After finding the line with "PBE/def2-SVP (Ansatz 0.2.0)." in the data below, set down exactly each line through the one with "It belongs to", inclusive, and stop there.

Top of INFORMATION GIVEN
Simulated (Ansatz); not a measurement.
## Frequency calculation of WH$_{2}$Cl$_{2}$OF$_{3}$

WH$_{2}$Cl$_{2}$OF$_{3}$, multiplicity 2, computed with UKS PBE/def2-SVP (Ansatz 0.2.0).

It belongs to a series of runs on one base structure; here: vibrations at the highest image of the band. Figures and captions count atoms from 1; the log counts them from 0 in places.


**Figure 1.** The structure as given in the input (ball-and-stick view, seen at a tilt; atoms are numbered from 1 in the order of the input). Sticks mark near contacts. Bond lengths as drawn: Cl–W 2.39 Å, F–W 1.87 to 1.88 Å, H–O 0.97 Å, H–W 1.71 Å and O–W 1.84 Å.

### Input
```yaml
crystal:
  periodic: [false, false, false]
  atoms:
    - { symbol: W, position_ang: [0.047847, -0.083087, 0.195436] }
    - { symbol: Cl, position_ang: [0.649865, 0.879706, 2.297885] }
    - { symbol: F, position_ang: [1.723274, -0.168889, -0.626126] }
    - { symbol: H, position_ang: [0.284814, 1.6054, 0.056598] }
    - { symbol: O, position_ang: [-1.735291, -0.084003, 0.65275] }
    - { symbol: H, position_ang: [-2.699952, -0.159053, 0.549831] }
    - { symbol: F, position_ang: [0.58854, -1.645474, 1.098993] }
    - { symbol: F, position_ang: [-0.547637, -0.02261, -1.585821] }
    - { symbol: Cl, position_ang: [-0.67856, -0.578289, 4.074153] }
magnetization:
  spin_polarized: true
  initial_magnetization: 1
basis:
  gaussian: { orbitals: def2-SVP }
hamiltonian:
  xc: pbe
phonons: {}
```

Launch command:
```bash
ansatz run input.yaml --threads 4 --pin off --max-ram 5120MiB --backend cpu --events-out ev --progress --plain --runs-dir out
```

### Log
Bottom of INFORMATION GIVEN

## EXERCISE ANSWER
WH$_{2}$Cl$_{2}$OF$_{3}$, multiplicity 2, computed with UKS PBE/def2-SVP (Ansatz 0.2.0).

It belongs to a series of runs on one base structure; here: vibrations at the highest image of the band. Figures and captions count atoms from 1; the log counts them from 0 in places.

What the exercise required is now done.